Work order →
Output exactly the first line of the listing and each line after it, through the line that contains "Bonds between heavy"; add nothing else.

◇ ◇ ◇ ◇ ◇

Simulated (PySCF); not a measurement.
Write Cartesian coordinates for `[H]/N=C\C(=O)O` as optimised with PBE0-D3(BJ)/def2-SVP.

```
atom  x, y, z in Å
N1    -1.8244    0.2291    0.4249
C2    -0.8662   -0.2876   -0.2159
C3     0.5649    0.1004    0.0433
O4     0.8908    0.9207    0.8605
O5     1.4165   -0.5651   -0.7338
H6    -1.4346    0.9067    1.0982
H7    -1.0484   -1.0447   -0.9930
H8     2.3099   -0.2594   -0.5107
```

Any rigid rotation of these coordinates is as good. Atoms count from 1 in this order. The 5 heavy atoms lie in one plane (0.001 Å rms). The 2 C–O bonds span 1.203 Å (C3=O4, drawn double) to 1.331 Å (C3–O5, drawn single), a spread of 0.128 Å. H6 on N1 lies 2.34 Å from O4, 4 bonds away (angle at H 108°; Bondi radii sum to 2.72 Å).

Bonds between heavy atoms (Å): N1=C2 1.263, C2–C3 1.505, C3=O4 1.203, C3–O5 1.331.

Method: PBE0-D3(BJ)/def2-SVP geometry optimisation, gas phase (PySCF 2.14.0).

◇ ◇ ◇ ◇ ◇

Answer section →
Simulated (PySCF); not a measurement.
Write Cartesian coordinates for `[H]/N=C\C(=O)O` as optimised with PBE0-D3(BJ)/def2-SVP.

```
atom  x, y, z in Å
N1    -1.8244    0.2291    0.4249
C2    -0.8662   -0.2876   -0.2159
C3     0.5649    0.1004    0.0433
O4     0.8908    0.9207    0.8605
O5     1.4165   -0.5651   -0.7338
H6    -1.4346    0.9067    1.0982
H7    -1.0484   -1.0447   -0.9930
H8     2.3099   -0.2594   -0.5107
```

Any rigid rotation of these coordinates is as good. Atoms count from 1 in this order. The 5 heavy atoms lie in one plane (0.001 Å rms). The 2 C–O bonds span 1.203 Å (C3=O4, drawn double) to 1.331 Å (C3–O5, drawn single), a spread of 0.128 Å. H6 on N1 lies 2.34 Å from O4, 4 bonds away (angle at H 108°; Bondi radii sum to 2.72 Å).

Bonds between heavy atoms (Å): N1=C2 1.263, C2–C3 1.505, C3=O4 1.203, C3–O5 1.331.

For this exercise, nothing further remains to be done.